[Assigned task]
In the listing below, the lines starting with the line with "VASP 6.6.1 |" and going on through the line with "Problem. Estimate the wall time of this run." are to be reproduced exactly, and only those.

[Recorded information]
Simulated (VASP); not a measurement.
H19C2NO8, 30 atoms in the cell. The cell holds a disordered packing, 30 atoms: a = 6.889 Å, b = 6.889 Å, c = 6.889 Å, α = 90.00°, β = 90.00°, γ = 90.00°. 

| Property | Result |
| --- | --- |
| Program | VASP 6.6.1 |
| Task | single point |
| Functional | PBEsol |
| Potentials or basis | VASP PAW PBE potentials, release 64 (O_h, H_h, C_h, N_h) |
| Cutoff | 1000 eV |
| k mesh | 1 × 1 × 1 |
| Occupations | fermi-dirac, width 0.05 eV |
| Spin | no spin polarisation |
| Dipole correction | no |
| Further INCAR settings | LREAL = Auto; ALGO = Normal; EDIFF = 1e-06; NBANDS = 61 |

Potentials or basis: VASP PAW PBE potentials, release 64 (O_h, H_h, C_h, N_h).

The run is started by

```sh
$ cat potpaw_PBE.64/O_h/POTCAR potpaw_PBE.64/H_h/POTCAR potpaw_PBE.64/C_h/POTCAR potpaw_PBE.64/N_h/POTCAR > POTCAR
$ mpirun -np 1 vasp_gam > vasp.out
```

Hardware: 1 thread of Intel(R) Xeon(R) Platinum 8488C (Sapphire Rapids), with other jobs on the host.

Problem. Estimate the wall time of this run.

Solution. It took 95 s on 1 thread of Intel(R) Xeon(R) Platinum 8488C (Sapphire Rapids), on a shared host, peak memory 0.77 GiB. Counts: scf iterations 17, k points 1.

[Exercise output]
| Program | VASP 6.6.1 |
| Task | single point |
| Functional | PBEsol |
| Potentials or basis | VASP PAW PBE potentials, release 64 (O_h, H_h, C_h, N_h) |
| Cutoff | 1000 eV |
| k mesh | 1 × 1 × 1 |
| Occupations | fermi-dirac, width 0.05 eV |
| Spin | no spin polarisation |
| Dipole correction | no |
| Further INCAR settings | LREAL = Auto; ALGO = Normal; EDIFF = 1e-06; NBANDS = 61 |

Potentials or basis: VASP PAW PBE potentials, release 64 (O_h, H_h, C_h, N_h).

The run is started by

```sh
$ cat potpaw_PBE.64/O_h/POTCAR potpaw_PBE.64/H_h/POTCAR potpaw_PBE.64/C_h/POTCAR potpaw_PBE.64/N_h/POTCAR > POTCAR
$ mpirun -np 1 vasp_gam > vasp.out
```

Hardware: 1 thread of Intel(R) Xeon(R) Platinum 8488C (Sapphire Rapids), with other jobs on the host.

Problem. Estimate the wall time of this run.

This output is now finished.